Work instruction: Please repeat the listing exactly, starting at its first line and stopping after the line that contains "Q: Which contacts does the surface bridge?".

Provided data:
* * * * * * *
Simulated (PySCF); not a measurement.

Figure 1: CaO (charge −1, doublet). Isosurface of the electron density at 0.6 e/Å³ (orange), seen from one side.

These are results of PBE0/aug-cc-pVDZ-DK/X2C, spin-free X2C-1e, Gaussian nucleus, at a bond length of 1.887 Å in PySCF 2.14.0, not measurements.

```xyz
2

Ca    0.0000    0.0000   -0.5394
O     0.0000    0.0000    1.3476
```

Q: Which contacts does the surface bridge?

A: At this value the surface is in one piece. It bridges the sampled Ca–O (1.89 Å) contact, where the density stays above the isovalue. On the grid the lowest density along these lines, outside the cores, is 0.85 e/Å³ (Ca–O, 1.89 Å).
* * * * * * *

Response:
Simulated (PySCF); not a measurement.

Figure 1: CaO (charge −1, doublet). Isosurface of the electron density at 0.6 e/Å³ (orange), seen from one side.

These are results of PBE0/aug-cc-pVDZ-DK/X2C, spin-free X2C-1e, Gaussian nucleus, at a bond length of 1.887 Å in PySCF 2.14.0, not measurements.

```xyz
2

Ca    0.0000    0.0000   -0.5394
O     0.0000    0.0000    1.3476
```

Q: Which contacts does the surface bridge?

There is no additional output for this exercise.